> DATASET ENTRIES
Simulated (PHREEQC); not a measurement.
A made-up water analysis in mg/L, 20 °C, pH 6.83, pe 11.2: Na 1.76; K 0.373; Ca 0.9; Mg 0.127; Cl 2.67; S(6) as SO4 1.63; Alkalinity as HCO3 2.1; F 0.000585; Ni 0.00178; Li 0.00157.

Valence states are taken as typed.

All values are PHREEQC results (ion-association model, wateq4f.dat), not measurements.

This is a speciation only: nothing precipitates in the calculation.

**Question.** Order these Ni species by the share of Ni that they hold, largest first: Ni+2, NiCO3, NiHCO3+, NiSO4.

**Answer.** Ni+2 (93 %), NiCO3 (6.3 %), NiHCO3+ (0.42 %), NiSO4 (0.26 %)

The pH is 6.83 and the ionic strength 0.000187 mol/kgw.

> WORK REQUEST
Begin with the first line of the data above and, please, print each line exactly until you have printed the line containing "NiSO4 (0.26 %)"; print nothing else.

> ANSWER BOX
Simulated (PHREEQC); not a measurement.
A made-up water analysis in mg/L, 20 °C, pH 6.83, pe 11.2: Na 1.76; K 0.373; Ca 0.9; Mg 0.127; Cl 2.67; S(6) as SO4 1.63; Alkalinity as HCO3 2.1; F 0.000585; Ni 0.00178; Li 0.00157.

Valence states are taken as typed.

All values are PHREEQC results (ion-association model, wateq4f.dat), not measurements.

This is a speciation only: nothing precipitates in the calculation.

**Question.** Order these Ni species by the share of Ni that they hold, largest first: Ni+2, NiCO3, NiHCO3+, NiSO4.

**Answer.** Ni+2 (93 %), NiCO3 (6.3 %), NiHCO3+ (0.42 %), NiSO4 (0.26 %)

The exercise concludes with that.